Work task – In the records below, find the line that contains "The runs, in" and the line that contains "(Å) | y (Å) | z (Å) |", then retype exactly those two lines and every line between them.

____________

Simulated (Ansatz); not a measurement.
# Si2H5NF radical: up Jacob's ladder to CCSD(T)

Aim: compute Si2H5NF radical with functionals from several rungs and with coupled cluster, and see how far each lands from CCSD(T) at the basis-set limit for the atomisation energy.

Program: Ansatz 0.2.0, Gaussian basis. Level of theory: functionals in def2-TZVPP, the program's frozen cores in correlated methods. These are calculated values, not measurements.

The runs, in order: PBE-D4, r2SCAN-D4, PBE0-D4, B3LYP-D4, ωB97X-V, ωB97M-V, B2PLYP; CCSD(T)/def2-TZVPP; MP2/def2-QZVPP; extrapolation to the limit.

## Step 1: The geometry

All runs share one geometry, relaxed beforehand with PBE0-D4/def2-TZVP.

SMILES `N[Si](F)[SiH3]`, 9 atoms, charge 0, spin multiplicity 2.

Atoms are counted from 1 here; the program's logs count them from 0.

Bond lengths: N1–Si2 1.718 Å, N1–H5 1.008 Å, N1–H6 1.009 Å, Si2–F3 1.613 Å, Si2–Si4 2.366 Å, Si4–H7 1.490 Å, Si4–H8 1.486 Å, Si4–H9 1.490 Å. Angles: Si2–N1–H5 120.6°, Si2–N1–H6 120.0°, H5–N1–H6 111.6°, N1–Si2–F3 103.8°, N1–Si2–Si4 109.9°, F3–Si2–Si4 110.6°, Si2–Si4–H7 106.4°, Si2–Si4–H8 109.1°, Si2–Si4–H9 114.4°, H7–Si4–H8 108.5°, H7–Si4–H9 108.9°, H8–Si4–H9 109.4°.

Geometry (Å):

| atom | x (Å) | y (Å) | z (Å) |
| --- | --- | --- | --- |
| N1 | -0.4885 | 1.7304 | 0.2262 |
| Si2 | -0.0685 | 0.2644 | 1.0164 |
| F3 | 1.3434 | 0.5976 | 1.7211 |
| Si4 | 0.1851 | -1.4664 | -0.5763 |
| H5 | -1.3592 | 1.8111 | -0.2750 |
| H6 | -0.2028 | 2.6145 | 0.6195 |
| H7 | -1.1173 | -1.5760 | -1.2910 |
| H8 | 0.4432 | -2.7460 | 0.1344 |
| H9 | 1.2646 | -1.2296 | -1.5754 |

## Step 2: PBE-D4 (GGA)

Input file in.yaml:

____________

Result –
The runs, in order: PBE-D4, r2SCAN-D4, PBE0-D4, B3LYP-D4, ωB97X-V, ωB97M-V, B2PLYP; CCSD(T)/def2-TZVPP; MP2/def2-QZVPP; extrapolation to the limit.

## Step 1: The geometry

All runs share one geometry, relaxed beforehand with PBE0-D4/def2-TZVP.

SMILES `N[Si](F)[SiH3]`, 9 atoms, charge 0, spin multiplicity 2.

Atoms are counted from 1 here; the program's logs count them from 0.

Bond lengths: N1–Si2 1.718 Å, N1–H5 1.008 Å, N1–H6 1.009 Å, Si2–F3 1.613 Å, Si2–Si4 2.366 Å, Si4–H7 1.490 Å, Si4–H8 1.486 Å, Si4–H9 1.490 Å. Angles: Si2–N1–H5 120.6°, Si2–N1–H6 120.0°, H5–N1–H6 111.6°, N1–Si2–F3 103.8°, N1–Si2–Si4 109.9°, F3–Si2–Si4 110.6°, Si2–Si4–H7 106.4°, Si2–Si4–H8 109.1°, Si2–Si4–H9 114.4°, H7–Si4–H8 108.5°, H7–Si4–H9 108.9°, H8–Si4–H9 109.4°.

Geometry (Å):

| atom | x (Å) | y (Å) | z (Å) |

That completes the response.